Each line from the beginning of the data below through the line containing "B3LYP-D3(BJ)/def2-TZVP geometries, fixed;" should be repeated exactly, please.

═══ Extracted entries

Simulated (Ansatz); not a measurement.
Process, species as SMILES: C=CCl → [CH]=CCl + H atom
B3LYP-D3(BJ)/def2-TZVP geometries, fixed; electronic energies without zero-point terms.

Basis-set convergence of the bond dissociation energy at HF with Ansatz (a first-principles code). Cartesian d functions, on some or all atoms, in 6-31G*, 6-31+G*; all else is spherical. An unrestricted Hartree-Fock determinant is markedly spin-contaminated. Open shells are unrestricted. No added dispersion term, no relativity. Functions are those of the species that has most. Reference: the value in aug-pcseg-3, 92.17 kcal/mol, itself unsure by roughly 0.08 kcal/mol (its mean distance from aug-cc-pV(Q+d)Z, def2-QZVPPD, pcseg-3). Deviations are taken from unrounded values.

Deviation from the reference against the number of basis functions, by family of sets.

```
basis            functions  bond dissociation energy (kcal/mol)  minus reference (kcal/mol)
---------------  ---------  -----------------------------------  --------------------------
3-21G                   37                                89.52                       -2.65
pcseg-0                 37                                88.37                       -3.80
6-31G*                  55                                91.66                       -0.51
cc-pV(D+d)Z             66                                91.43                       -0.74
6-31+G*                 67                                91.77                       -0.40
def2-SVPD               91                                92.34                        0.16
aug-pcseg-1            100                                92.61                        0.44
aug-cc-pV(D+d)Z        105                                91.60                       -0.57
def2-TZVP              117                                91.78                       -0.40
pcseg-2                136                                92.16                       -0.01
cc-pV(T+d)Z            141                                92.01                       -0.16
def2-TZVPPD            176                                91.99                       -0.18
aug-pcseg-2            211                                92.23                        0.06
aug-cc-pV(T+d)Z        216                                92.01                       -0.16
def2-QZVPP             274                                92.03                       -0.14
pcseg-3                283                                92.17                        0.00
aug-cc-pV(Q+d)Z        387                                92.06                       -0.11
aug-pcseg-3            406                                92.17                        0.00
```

══════

Answer area:
Simulated (Ansatz); not a measurement.
Process, species as SMILES: C=CCl → [CH]=CCl + H atom
B3LYP-D3(BJ)/def2-TZVP geometries, fixed; electronic energies without zero-point terms.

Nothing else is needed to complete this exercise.